◆ Activity
Below are entries to return in full. Keep each one exact.

◆ Data supplied
>>>>
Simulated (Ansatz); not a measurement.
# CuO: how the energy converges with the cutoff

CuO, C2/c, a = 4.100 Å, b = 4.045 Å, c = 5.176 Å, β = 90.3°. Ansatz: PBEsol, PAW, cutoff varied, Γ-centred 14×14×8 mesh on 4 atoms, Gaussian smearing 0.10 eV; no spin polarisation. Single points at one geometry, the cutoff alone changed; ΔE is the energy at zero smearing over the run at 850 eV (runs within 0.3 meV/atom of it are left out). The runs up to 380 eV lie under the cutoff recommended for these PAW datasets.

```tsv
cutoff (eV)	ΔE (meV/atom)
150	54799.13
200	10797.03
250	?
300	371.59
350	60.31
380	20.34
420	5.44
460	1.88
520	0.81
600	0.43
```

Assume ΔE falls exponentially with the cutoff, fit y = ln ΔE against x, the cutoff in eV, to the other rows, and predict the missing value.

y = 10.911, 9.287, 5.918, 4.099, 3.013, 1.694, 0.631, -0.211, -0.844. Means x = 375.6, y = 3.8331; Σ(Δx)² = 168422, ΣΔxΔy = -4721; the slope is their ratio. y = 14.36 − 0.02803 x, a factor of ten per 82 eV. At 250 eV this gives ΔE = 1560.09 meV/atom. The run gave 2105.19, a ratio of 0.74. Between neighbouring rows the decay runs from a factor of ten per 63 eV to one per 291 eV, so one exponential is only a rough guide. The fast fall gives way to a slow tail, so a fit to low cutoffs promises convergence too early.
<<<<

◆ Exercise solution
Simulated (Ansatz); not a measurement.
# CuO: how the energy converges with the cutoff

CuO, C2/c, a = 4.100 Å, b = 4.045 Å, c = 5.176 Å, β = 90.3°. Ansatz: PBEsol, PAW, cutoff varied, Γ-centred 14×14×8 mesh on 4 atoms, Gaussian smearing 0.10 eV; no spin polarisation. Single points at one geometry, the cutoff alone changed; ΔE is the energy at zero smearing over the run at 850 eV (runs within 0.3 meV/atom of it are left out). The runs up to 380 eV lie under the cutoff recommended for these PAW datasets.

```tsv
cutoff (eV)	ΔE (meV/atom)
150	54799.13
200	10797.03
250	?
300	371.59
350	60.31
380	20.34
420	5.44
460	1.88
520	0.81
600	0.43
```

Assume ΔE falls exponentially with the cutoff, fit y = ln ΔE against x, the cutoff in eV, to the other rows, and predict the missing value.

y = 10.911, 9.287, 5.918, 4.099, 3.013, 1.694, 0.631, -0.211, -0.844. Means x = 375.6, y = 3.8331; Σ(Δx)² = 168422, ΣΔxΔy = -4721; the slope is their ratio. y = 14.36 − 0.02803 x, a factor of ten per 82 eV. At 250 eV this gives ΔE = 1560.09 meV/atom. The run gave 2105.19, a ratio of 0.74. Between neighbouring rows the decay runs from a factor of ten per 63 eV to one per 291 eV, so one exponential is only a rough guide. The fast fall gives way to a slow tail, so a fit to low cutoffs promises convergence too early.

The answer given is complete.